> [Listed entries]:

== Segment start ==

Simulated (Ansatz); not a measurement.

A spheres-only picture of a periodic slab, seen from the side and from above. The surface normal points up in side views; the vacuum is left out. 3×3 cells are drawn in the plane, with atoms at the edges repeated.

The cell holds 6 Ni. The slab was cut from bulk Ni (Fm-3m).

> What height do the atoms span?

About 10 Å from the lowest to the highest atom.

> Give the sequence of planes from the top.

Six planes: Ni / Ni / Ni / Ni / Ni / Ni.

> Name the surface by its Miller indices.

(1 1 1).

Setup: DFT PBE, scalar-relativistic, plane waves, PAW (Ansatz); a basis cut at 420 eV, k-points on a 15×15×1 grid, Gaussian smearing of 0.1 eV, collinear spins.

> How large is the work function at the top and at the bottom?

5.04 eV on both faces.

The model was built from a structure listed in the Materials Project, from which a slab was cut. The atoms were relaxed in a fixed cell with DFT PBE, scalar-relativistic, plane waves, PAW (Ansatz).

== Segment end ==

> [Task item]: Exactly as they appear, retype the lines from the start of the records through the line containing "5.04 eV on both faces.".

> [Task solution]:
Simulated (Ansatz); not a measurement.

A spheres-only picture of a periodic slab, seen from the side and from above. The surface normal points up in side views; the vacuum is left out. 3×3 cells are drawn in the plane, with atoms at the edges repeated.

The cell holds 6 Ni. The slab was cut from bulk Ni (Fm-3m).

> What height do the atoms span?

About 10 Å from the lowest to the highest atom.

> Give the sequence of planes from the top.

Six planes: Ni / Ni / Ni / Ni / Ni / Ni.

> Name the surface by its Miller indices.

(1 1 1).

Setup: DFT PBE, scalar-relativistic, plane waves, PAW (Ansatz); a basis cut at 420 eV, k-points on a 15×15×1 grid, Gaussian smearing of 0.1 eV, collinear spins.

> How large is the work function at the top and at the bottom?

5.04 eV on both faces.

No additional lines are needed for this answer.